○ ○ ○ ○ ○ ○ ○

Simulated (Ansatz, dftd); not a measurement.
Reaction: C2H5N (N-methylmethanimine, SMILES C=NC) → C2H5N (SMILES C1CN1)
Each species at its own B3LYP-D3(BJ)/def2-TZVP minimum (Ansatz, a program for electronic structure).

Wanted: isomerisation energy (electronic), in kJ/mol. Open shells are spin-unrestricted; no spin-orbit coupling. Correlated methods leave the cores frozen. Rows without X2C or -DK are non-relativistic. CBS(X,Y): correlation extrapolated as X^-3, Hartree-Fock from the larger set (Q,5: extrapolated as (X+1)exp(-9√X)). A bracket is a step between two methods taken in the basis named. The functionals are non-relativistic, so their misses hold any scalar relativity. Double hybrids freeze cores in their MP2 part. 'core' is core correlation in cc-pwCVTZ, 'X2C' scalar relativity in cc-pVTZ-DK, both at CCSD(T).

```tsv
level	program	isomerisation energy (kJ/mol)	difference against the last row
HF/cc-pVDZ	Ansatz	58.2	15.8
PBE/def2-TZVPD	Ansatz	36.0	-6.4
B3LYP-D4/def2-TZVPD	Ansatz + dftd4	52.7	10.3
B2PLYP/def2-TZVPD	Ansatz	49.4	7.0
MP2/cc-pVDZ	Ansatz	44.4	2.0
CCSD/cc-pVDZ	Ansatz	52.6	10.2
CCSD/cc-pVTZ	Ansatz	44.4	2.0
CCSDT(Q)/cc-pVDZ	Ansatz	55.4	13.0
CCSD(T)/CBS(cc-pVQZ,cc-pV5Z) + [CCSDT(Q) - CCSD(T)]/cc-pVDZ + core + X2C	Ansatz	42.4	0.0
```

○ ○ ○ ○ ○ ○ ○

Task item:
Write down exactly the span of lines above from the one containing "Reaction: C2H5N (N-methylmethanimine, SMILES" to the one containing "Each species at", both ends included.

Written solution:
Reaction: C2H5N (N-methylmethanimine, SMILES C=NC) → C2H5N (SMILES C1CN1)
Each species at its own B3LYP-D3(BJ)/def2-TZVP minimum (Ansatz, a program for electronic structure).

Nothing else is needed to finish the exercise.